Each line from the opening of the records that follow to the line with "Write the SMILES of this molecule." needs to be written out exactly. Add nothing.

Data supplied below:
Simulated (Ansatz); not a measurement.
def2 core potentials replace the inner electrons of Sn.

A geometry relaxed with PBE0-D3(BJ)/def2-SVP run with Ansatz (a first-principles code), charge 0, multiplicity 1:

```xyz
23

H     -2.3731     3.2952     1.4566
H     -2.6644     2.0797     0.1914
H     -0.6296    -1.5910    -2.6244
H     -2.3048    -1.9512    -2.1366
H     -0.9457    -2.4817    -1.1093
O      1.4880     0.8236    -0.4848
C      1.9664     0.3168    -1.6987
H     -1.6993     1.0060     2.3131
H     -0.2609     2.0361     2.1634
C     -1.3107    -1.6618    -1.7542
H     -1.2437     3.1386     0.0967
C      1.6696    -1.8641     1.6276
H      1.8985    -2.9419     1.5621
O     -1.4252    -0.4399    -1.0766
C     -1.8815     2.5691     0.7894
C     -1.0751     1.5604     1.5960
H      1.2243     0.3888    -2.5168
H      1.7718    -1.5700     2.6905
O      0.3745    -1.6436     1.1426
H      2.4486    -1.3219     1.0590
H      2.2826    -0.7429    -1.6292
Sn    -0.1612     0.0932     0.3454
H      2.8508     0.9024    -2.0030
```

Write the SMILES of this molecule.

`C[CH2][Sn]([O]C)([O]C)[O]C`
End of Data supplied.

Written solution:
Simulated (Ansatz); not a measurement.
def2 core potentials replace the inner electrons of Sn.

A geometry relaxed with PBE0-D3(BJ)/def2-SVP run with Ansatz (a first-principles code), charge 0, multiplicity 1:

```xyz
23

H     -2.3731     3.2952     1.4566
H     -2.6644     2.0797     0.1914
H     -0.6296    -1.5910    -2.6244
H     -2.3048    -1.9512    -2.1366
H     -0.9457    -2.4817    -1.1093
O      1.4880     0.8236    -0.4848
C      1.9664     0.3168    -1.6987
H     -1.6993     1.0060     2.3131
H     -0.2609     2.0361     2.1634
C     -1.3107    -1.6618    -1.7542
H     -1.2437     3.1386     0.0967
C      1.6696    -1.8641     1.6276
H      1.8985    -2.9419     1.5621
O     -1.4252    -0.4399    -1.0766
C     -1.8815     2.5691     0.7894
C     -1.0751     1.5604     1.5960
H      1.2243     0.3888    -2.5168
H      1.7718    -1.5700     2.6905
O      0.3745    -1.6436     1.1426
H      2.4486    -1.3219     1.0590
H      2.2826    -0.7429    -1.6292
Sn    -0.1612     0.0932     0.3454
H      2.8508     0.9024    -2.0030
```

Write the SMILES of this molecule.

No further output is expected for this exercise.